Task item
Print the full listing once more, exactly as given.

Dataset
______________________________

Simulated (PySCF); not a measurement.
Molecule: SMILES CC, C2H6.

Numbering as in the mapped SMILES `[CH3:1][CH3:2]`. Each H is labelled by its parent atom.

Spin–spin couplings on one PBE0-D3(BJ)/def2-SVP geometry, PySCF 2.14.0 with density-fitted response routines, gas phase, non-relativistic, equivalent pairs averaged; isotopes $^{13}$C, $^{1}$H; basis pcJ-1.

______________________________

Written response
Simulated (PySCF); not a measurement.
Molecule: SMILES CC, C2H6.

Numbering as in the mapped SMILES `[CH3:1][CH3:2]`. Each H is labelled by its parent atom.

Spin–spin couplings on one PBE0-D3(BJ)/def2-SVP geometry, PySCF 2.14.0 with density-fitted response routines, gas phase, non-relativistic, equivalent pairs averaged; isotopes $^{13}$C, $^{1}$H; basis pcJ-1.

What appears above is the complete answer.